Task item: In the data below, the answer is the run of lines from the line containing "Potentials or basis: PseudoDojo" through the line containing "(2) none (metal or under the smearing width).", both included; print it exactly and nothing else.

Material provided:
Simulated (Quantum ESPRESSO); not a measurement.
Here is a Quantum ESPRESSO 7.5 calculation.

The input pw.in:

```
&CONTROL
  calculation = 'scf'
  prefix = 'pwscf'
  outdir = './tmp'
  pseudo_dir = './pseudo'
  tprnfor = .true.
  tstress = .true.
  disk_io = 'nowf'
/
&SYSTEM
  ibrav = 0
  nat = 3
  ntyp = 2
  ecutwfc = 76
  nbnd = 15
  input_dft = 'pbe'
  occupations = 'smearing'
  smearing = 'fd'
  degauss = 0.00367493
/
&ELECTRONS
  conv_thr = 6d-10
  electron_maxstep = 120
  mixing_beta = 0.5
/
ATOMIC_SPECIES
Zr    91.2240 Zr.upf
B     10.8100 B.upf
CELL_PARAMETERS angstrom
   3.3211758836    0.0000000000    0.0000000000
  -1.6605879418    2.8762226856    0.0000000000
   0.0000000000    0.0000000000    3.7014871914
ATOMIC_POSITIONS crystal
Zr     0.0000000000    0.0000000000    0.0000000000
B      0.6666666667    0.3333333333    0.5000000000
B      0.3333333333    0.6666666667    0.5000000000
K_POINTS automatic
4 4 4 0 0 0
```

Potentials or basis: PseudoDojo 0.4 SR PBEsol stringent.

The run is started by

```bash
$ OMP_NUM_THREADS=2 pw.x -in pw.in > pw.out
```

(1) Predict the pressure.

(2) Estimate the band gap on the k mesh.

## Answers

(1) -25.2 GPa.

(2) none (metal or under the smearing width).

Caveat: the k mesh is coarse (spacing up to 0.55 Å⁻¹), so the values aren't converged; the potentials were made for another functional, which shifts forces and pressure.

Worked solution:
Potentials or basis: PseudoDojo 0.4 SR PBEsol stringent.

The run is started by

```bash
$ OMP_NUM_THREADS=2 pw.x -in pw.in > pw.out
```

(1) Predict the pressure.

(2) Estimate the band gap on the k mesh.

## Answers

(1) -25.2 GPa.

(2) none (metal or under the smearing width).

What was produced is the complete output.